● **Required action**
Give the data again exactly, from its opening line through the line in which "0.00 | 16.64 |" appears.

● **Source data**
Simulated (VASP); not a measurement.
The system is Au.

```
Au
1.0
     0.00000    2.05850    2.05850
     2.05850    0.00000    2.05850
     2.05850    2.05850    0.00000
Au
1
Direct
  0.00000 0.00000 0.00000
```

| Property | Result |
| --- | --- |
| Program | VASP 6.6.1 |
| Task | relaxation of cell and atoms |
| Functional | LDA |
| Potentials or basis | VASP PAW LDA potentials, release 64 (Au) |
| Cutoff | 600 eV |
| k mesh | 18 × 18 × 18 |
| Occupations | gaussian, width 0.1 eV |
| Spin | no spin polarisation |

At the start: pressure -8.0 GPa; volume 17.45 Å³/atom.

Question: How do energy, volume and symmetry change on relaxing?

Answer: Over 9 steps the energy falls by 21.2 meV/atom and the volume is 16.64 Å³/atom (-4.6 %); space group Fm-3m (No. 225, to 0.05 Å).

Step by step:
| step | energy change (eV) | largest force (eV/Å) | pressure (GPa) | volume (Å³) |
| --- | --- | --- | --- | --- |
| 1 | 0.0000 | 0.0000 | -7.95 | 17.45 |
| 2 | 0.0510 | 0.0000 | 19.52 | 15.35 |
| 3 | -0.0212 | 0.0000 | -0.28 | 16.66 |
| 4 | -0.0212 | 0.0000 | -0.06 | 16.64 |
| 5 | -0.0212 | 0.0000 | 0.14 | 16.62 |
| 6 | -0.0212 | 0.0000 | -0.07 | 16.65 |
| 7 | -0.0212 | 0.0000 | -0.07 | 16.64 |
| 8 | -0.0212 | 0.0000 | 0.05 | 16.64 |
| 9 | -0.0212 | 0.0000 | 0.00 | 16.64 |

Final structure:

● **Answer box**
Simulated (VASP); not a measurement.
The system is Au.

```
Au
1.0
     0.00000    2.05850    2.05850
     2.05850    0.00000    2.05850
     2.05850    2.05850    0.00000
Au
1
Direct
  0.00000 0.00000 0.00000
```

| Property | Result |
| --- | --- |
| Program | VASP 6.6.1 |
| Task | relaxation of cell and atoms |
| Functional | LDA |
| Potentials or basis | VASP PAW LDA potentials, release 64 (Au) |
| Cutoff | 600 eV |
| k mesh | 18 × 18 × 18 |
| Occupations | gaussian, width 0.1 eV |
| Spin | no spin polarisation |

At the start: pressure -8.0 GPa; volume 17.45 Å³/atom.

Question: How do energy, volume and symmetry change on relaxing?

Answer: Over 9 steps the energy falls by 21.2 meV/atom and the volume is 16.64 Å³/atom (-4.6 %); space group Fm-3m (No. 225, to 0.05 Å).

Step by step:
| step | energy change (eV) | largest force (eV/Å) | pressure (GPa) | volume (Å³) |
| --- | --- | --- | --- | --- |
| 1 | 0.0000 | 0.0000 | -7.95 | 17.45 |
| 2 | 0.0510 | 0.0000 | 19.52 | 15.35 |
| 3 | -0.0212 | 0.0000 | -0.28 | 16.66 |
| 4 | -0.0212 | 0.0000 | -0.06 | 16.64 |
| 5 | -0.0212 | 0.0000 | 0.14 | 16.62 |
| 6 | -0.0212 | 0.0000 | -0.07 | 16.65 |
| 7 | -0.0212 | 0.0000 | -0.07 | 16.64 |
| 8 | -0.0212 | 0.0000 | 0.05 | 16.64 |
| 9 | -0.0212 | 0.0000 | 0.00 | 16.64 |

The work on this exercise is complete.